**Raw data**
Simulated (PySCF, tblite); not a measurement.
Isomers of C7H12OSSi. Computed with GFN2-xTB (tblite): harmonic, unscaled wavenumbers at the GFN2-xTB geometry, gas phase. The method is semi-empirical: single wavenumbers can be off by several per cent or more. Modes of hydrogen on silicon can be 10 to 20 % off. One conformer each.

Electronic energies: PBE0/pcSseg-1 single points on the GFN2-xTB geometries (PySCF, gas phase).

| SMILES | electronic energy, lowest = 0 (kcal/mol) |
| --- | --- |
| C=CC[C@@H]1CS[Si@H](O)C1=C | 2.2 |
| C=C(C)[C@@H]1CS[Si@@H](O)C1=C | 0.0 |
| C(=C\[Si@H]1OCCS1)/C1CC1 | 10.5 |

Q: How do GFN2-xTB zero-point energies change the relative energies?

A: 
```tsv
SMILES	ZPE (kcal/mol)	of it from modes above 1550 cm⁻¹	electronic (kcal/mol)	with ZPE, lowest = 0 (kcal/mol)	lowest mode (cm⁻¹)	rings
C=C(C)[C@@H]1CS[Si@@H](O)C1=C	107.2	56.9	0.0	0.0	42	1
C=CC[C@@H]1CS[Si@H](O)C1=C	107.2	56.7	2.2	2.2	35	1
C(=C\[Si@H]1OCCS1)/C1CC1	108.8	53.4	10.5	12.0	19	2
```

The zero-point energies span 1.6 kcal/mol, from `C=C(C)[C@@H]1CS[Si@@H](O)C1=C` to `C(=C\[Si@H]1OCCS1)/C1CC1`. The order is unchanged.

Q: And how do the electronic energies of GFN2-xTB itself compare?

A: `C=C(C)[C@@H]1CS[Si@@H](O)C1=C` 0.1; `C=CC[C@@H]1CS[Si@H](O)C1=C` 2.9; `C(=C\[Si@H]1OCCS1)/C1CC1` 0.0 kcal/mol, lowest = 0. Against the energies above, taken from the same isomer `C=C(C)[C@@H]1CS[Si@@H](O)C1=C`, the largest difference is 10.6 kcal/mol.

**Required action**
Using the data above, extract exactly the lines from the one that holds "C=C(C)[C@@H]1CS[Si@@H](O)C1=C | 0.0 |" to the one that holds "Q: And how do", both ends included, and no others.

**Written answer**
| C=C(C)[C@@H]1CS[Si@@H](O)C1=C | 0.0 |
| C(=C\[Si@H]1OCCS1)/C1CC1 | 10.5 |

Q: How do GFN2-xTB zero-point energies change the relative energies?

A: 
```tsv
SMILES	ZPE (kcal/mol)	of it from modes above 1550 cm⁻¹	electronic (kcal/mol)	with ZPE, lowest = 0 (kcal/mol)	lowest mode (cm⁻¹)	rings
C=C(C)[C@@H]1CS[Si@@H](O)C1=C	107.2	56.9	0.0	0.0	42	1
C=CC[C@@H]1CS[Si@H](O)C1=C	107.2	56.7	2.2	2.2	35	1
C(=C\[Si@H]1OCCS1)/C1CC1	108.8	53.4	10.5	12.0	19	2
```

The zero-point energies span 1.6 kcal/mol, from `C=C(C)[C@@H]1CS[Si@@H](O)C1=C` to `C(=C\[Si@H]1OCCS1)/C1CC1`. The order is unchanged.

Q: And how do the electronic energies of GFN2-xTB itself compare?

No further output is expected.